#### Dataset excerpts
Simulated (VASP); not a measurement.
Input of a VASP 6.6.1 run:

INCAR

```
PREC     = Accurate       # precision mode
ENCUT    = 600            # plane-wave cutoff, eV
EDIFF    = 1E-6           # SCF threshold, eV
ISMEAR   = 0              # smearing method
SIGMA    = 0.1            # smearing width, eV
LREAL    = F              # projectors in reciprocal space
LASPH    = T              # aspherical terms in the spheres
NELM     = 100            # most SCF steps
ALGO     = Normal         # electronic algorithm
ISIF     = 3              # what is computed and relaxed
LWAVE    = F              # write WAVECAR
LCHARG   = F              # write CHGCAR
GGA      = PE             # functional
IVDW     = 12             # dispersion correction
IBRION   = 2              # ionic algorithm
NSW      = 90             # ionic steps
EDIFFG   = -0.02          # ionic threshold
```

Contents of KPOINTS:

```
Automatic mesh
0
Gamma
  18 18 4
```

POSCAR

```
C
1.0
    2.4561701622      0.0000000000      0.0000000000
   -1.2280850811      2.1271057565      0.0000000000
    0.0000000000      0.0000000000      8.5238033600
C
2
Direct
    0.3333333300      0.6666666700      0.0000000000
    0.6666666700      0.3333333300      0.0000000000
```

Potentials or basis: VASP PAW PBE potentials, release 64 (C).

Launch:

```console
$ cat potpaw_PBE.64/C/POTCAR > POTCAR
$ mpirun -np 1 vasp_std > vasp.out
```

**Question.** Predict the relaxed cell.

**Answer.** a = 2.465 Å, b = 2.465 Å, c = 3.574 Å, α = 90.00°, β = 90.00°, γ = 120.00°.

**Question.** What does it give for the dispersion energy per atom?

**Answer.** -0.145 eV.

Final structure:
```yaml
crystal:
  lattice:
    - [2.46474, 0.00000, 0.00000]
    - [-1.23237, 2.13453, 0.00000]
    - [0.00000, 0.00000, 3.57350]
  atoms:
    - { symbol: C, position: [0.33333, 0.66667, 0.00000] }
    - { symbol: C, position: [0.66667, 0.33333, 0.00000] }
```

#### Work task
When you reach the line that contains "the relaxed cell.", stop; that line and every line before it, from the very first line of the data, should be restated word for word.

#### Answer box
Simulated (VASP); not a measurement.
Input of a VASP 6.6.1 run:

INCAR

```
PREC     = Accurate       # precision mode
ENCUT    = 600            # plane-wave cutoff, eV
EDIFF    = 1E-6           # SCF threshold, eV
ISMEAR   = 0              # smearing method
SIGMA    = 0.1            # smearing width, eV
LREAL    = F              # projectors in reciprocal space
LASPH    = T              # aspherical terms in the spheres
NELM     = 100            # most SCF steps
ALGO     = Normal         # electronic algorithm
ISIF     = 3              # what is computed and relaxed
LWAVE    = F              # write WAVECAR
LCHARG   = F              # write CHGCAR
GGA      = PE             # functional
IVDW     = 12             # dispersion correction
IBRION   = 2              # ionic algorithm
NSW      = 90             # ionic steps
EDIFFG   = -0.02          # ionic threshold
```

Contents of KPOINTS:

```
Automatic mesh
0
Gamma
  18 18 4
```

POSCAR

```
C
1.0
    2.4561701622      0.0000000000      0.0000000000
   -1.2280850811      2.1271057565      0.0000000000
    0.0000000000      0.0000000000      8.5238033600
C
2
Direct
    0.3333333300      0.6666666700      0.0000000000
    0.6666666700      0.3333333300      0.0000000000
```

Potentials or basis: VASP PAW PBE potentials, release 64 (C).

Launch:

```console
$ cat potpaw_PBE.64/C/POTCAR > POTCAR
$ mpirun -np 1 vasp_std > vasp.out
```

**Question.** Predict the relaxed cell.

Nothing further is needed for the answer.